### Brief
Taking the first line of the listing as the start and the line containing "Functional | PBE |" as the end, reproduce everything in between exactly, both ends included.

[Opening Raw data section]

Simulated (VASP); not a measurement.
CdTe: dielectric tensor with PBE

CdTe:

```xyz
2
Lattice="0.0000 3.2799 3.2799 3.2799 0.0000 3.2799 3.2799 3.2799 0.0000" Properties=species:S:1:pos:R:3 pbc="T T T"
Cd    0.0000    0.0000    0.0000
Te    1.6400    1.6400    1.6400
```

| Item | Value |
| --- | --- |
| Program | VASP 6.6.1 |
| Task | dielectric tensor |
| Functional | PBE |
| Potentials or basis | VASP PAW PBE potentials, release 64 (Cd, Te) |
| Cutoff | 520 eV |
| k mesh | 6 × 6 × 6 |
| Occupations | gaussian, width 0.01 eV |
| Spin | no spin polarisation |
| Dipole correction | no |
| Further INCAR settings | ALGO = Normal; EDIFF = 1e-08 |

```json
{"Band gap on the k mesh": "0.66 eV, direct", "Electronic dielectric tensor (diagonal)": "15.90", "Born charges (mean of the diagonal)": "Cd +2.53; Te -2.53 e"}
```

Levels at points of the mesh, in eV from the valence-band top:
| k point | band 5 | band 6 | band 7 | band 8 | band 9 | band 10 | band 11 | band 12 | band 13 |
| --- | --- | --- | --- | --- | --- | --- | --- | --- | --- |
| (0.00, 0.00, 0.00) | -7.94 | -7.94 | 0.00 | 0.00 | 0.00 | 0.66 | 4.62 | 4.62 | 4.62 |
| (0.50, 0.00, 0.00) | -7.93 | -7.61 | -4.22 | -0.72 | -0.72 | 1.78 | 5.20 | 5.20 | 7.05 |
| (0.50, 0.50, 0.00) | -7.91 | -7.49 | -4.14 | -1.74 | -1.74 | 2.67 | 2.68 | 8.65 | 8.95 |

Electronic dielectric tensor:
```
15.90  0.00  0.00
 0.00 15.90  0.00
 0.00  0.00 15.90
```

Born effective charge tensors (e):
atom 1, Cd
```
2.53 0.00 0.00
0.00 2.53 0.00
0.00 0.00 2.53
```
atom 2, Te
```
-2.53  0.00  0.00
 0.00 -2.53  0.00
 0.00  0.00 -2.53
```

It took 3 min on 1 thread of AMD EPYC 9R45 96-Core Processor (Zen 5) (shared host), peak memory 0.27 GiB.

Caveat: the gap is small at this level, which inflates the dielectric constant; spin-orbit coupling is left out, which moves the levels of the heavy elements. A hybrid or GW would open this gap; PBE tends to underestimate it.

[Closing Raw data section]

### Response area
Simulated (VASP); not a measurement.
CdTe: dielectric tensor with PBE

CdTe:

```xyz
2
Lattice="0.0000 3.2799 3.2799 3.2799 0.0000 3.2799 3.2799 3.2799 0.0000" Properties=species:S:1:pos:R:3 pbc="T T T"
Cd    0.0000    0.0000    0.0000
Te    1.6400    1.6400    1.6400
```

| Item | Value |
| --- | --- |
| Program | VASP 6.6.1 |
| Task | dielectric tensor |
| Functional | PBE |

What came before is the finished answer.